> **Exercise**
The expected response is the entire set of entries, copied exactly.

> **Information shown**
*** Begin section ***
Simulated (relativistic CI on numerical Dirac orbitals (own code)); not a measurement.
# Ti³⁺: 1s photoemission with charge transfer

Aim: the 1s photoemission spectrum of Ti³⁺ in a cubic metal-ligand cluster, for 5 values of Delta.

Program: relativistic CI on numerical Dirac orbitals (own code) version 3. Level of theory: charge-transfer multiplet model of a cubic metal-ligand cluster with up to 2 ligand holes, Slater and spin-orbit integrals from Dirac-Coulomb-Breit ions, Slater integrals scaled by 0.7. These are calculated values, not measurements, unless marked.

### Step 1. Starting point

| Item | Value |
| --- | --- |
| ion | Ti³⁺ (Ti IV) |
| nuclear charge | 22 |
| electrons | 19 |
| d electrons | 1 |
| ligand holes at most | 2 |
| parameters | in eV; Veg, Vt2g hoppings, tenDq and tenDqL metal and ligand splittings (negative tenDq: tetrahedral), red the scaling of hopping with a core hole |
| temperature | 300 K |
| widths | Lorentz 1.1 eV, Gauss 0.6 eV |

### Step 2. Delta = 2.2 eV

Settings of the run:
*** End section ***

> **Task output**
Simulated (relativistic CI on numerical Dirac orbitals (own code)); not a measurement.
# Ti³⁺: 1s photoemission with charge transfer

Aim: the 1s photoemission spectrum of Ti³⁺ in a cubic metal-ligand cluster, for 5 values of Delta.

Program: relativistic CI on numerical Dirac orbitals (own code) version 3. Level of theory: charge-transfer multiplet model of a cubic metal-ligand cluster with up to 2 ligand holes, Slater and spin-orbit integrals from Dirac-Coulomb-Breit ions, Slater integrals scaled by 0.7. These are calculated values, not measurements, unless marked.

### Step 1. Starting point

| Item | Value |
| --- | --- |
| ion | Ti³⁺ (Ti IV) |
| nuclear charge | 22 |
| electrons | 19 |
| d electrons | 1 |
| ligand holes at most | 2 |
| parameters | in eV; Veg, Vt2g hoppings, tenDq and tenDqL metal and ligand splittings (negative tenDq: tetrahedral), red the scaling of hopping with a core hole |
| temperature | 300 K |
| widths | Lorentz 1.1 eV, Gauss 0.6 eV |

### Step 2. Delta = 2.2 eV

Settings of the run:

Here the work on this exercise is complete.